## Supplied entries
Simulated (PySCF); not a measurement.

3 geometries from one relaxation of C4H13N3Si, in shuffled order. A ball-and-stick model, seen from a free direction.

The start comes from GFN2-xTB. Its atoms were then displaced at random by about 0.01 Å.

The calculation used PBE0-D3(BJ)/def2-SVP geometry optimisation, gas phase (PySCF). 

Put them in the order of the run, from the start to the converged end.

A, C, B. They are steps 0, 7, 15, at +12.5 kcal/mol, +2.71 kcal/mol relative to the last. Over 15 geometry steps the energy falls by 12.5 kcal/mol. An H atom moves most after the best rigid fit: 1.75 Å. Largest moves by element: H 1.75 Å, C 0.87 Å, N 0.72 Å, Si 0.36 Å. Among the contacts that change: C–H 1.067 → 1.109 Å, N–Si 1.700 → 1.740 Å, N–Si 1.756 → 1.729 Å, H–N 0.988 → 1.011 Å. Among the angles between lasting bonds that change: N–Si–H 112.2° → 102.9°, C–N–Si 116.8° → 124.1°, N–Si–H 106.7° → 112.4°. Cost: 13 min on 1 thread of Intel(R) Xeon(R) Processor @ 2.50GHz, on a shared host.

## Exercise
After locating the line that contains "The calculation used", please copy exactly every line from the start of the records through it, and nothing else.

## Response box
Simulated (PySCF); not a measurement.

3 geometries from one relaxation of C4H13N3Si, in shuffled order. A ball-and-stick model, seen from a free direction.

The start comes from GFN2-xTB. Its atoms were then displaced at random by about 0.01 Å.

The calculation used PBE0-D3(BJ)/def2-SVP geometry optimisation, gas phase (PySCF). 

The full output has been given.